■ Assignment ■
Although the data below holds other lines too, output only those from the line with "The reference is" up to and including the line with "Computed with r2SCAN", exactly as they appear.

■ Given information ■

════════════════════

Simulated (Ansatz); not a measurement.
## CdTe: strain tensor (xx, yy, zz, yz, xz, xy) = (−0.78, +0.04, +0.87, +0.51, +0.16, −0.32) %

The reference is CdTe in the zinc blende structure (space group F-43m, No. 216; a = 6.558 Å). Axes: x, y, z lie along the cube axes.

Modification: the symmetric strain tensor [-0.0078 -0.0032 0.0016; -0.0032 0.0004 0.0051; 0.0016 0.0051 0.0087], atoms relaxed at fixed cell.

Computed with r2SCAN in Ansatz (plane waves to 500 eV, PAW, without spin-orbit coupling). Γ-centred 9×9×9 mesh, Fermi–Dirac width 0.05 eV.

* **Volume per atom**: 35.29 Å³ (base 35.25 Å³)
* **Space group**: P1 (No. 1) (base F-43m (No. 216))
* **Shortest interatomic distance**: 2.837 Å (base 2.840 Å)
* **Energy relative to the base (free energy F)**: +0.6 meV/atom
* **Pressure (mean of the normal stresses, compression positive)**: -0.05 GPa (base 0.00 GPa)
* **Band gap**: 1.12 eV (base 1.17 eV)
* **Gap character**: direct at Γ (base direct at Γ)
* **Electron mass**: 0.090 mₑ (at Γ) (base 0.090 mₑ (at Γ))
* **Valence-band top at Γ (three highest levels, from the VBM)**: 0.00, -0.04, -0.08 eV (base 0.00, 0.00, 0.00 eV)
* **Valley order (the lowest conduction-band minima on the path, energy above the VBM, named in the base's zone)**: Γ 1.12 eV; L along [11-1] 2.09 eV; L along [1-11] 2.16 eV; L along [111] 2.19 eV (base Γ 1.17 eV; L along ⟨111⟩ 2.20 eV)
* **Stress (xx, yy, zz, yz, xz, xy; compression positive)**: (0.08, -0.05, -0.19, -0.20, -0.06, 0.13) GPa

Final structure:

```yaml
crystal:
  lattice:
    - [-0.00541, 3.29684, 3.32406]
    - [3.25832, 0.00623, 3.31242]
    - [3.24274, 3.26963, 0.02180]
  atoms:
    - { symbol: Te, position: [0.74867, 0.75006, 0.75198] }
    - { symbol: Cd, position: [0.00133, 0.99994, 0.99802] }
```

════════════════════

■ Answer box ■
The reference is CdTe in the zinc blende structure (space group F-43m, No. 216; a = 6.558 Å). Axes: x, y, z lie along the cube axes.

Modification: the symmetric strain tensor [-0.0078 -0.0032 0.0016; -0.0032 0.0004 0.0051; 0.0016 0.0051 0.0087], atoms relaxed at fixed cell.

Computed with r2SCAN in Ansatz (plane waves to 500 eV, PAW, without spin-orbit coupling). Γ-centred 9×9×9 mesh, Fermi–Dirac width 0.05 eV.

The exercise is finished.